BRIEF:
What do the lines from the top of the data through the line with "13 atoms, charge 2, spin multiplicity 3." say? Quote them exactly and include both ends.

STORED DATA:
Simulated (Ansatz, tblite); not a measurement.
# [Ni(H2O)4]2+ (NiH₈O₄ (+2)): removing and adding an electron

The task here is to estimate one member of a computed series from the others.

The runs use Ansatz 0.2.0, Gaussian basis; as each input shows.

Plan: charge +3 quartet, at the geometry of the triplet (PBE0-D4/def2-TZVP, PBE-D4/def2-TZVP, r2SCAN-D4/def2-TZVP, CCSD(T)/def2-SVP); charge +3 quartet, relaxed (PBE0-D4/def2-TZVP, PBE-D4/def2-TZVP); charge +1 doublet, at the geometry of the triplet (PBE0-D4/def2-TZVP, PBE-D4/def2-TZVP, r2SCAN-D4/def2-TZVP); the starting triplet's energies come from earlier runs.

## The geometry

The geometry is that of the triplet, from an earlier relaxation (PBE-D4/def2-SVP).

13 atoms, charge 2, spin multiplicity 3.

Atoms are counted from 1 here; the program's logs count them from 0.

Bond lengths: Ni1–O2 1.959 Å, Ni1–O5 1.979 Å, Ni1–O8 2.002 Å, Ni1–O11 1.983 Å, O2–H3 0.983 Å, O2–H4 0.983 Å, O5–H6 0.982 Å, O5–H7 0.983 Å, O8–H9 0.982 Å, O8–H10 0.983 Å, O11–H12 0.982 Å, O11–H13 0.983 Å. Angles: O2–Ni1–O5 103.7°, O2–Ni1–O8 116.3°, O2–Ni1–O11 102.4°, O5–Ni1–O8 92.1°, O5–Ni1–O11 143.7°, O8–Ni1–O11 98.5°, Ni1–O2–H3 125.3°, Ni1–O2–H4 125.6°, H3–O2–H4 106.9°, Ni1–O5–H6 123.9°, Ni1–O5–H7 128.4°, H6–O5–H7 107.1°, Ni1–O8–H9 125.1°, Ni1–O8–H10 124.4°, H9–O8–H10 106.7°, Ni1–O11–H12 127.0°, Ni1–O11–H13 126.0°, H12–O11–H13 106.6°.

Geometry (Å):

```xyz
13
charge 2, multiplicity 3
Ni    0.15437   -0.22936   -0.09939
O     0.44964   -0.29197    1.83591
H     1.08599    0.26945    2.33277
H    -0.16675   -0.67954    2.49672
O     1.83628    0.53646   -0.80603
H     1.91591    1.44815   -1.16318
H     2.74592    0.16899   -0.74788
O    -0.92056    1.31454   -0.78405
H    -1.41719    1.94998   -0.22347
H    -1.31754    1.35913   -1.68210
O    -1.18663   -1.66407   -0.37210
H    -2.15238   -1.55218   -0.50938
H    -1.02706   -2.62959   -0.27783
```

RESULT:
Simulated (Ansatz, tblite); not a measurement.
# [Ni(H2O)4]2+ (NiH₈O₄ (+2)): removing and adding an electron

The task here is to estimate one member of a computed series from the others.

The runs use Ansatz 0.2.0, Gaussian basis; as each input shows.

Plan: charge +3 quartet, at the geometry of the triplet (PBE0-D4/def2-TZVP, PBE-D4/def2-TZVP, r2SCAN-D4/def2-TZVP, CCSD(T)/def2-SVP); charge +3 quartet, relaxed (PBE0-D4/def2-TZVP, PBE-D4/def2-TZVP); charge +1 doublet, at the geometry of the triplet (PBE0-D4/def2-TZVP, PBE-D4/def2-TZVP, r2SCAN-D4/def2-TZVP); the starting triplet's energies come from earlier runs.

## The geometry

The geometry is that of the triplet, from an earlier relaxation (PBE-D4/def2-SVP).

13 atoms, charge 2, spin multiplicity 3.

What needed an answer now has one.